**WORK INSTRUCTION**: The data below holds a line containing "## A geometry" and a line containing "Question: Guess where"; please quote exactly those two lines and every line between them, and nothing else.

● ● ● ●

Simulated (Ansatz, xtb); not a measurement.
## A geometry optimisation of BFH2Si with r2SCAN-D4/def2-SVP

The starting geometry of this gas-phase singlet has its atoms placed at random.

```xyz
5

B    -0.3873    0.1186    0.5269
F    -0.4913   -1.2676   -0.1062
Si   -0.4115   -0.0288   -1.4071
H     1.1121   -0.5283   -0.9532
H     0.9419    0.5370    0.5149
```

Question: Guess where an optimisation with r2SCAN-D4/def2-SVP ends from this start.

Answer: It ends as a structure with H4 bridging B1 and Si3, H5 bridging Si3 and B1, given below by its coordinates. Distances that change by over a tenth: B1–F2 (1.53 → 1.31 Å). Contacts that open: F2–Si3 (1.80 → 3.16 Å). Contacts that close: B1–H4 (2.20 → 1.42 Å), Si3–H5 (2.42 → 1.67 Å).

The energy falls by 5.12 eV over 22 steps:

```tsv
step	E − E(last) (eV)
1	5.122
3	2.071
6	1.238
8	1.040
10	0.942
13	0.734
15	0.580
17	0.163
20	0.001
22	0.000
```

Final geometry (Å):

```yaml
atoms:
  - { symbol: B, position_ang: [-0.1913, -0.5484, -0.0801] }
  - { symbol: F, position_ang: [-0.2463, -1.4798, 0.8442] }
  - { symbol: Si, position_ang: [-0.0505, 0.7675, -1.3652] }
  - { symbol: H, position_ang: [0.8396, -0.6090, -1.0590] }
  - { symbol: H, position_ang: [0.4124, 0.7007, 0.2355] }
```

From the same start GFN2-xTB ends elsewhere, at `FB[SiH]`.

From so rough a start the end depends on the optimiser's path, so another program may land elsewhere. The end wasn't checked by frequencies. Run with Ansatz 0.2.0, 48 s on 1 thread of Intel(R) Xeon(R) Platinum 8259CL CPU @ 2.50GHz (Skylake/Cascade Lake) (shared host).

● ● ● ●

**RESPONSE AREA**:
## A geometry optimisation of BFH2Si with r2SCAN-D4/def2-SVP

The starting geometry of this gas-phase singlet has its atoms placed at random.

```xyz
5

B    -0.3873    0.1186    0.5269
F    -0.4913   -1.2676   -0.1062
Si   -0.4115   -0.0288   -1.4071
H     1.1121   -0.5283   -0.9532
H     0.9419    0.5370    0.5149
```

Question: Guess where an optimisation with r2SCAN-D4/def2-SVP ends from this start.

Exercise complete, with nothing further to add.